Among the entries below, extract exactly the lines that run from the one with "Crystal: BAs." through the one with "RPBE binds less", both ends included.

►
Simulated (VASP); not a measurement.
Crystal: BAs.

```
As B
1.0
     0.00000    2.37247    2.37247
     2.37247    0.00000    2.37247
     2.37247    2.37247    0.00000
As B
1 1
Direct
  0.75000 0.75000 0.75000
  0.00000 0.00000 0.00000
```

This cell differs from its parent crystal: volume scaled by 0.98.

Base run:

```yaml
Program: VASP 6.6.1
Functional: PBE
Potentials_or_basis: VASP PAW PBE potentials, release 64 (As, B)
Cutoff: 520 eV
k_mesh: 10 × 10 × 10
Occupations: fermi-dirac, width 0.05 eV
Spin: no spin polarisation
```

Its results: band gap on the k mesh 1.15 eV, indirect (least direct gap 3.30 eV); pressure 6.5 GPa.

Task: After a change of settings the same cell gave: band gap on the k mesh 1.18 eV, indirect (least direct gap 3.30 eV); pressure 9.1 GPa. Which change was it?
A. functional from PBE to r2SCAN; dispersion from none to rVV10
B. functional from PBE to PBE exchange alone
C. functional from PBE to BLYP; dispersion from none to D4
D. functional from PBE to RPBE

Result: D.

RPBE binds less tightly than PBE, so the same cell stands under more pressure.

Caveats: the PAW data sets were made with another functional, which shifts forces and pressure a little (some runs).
◄

▸ Task answer
Crystal: BAs.

```
As B
1.0
     0.00000    2.37247    2.37247
     2.37247    0.00000    2.37247
     2.37247    2.37247    0.00000
As B
1 1
Direct
  0.75000 0.75000 0.75000
  0.00000 0.00000 0.00000
```

This cell differs from its parent crystal: volume scaled by 0.98.

Base run:

```yaml
Program: VASP 6.6.1
Functional: PBE
Potentials_or_basis: VASP PAW PBE potentials, release 64 (As, B)
Cutoff: 520 eV
k_mesh: 10 × 10 × 10
Occupations: fermi-dirac, width 0.05 eV
Spin: no spin polarisation
```

Its results: band gap on the k mesh 1.15 eV, indirect (least direct gap 3.30 eV); pressure 6.5 GPa.

Task: After a change of settings the same cell gave: band gap on the k mesh 1.18 eV, indirect (least direct gap 3.30 eV); pressure 9.1 GPa. Which change was it?
A. functional from PBE to r2SCAN; dispersion from none to rVV10
B. functional from PBE to PBE exchange alone
C. functional from PBE to BLYP; dispersion from none to D4
D. functional from PBE to RPBE

Result: D.

RPBE binds less tightly than PBE, so the same cell stands under more pressure.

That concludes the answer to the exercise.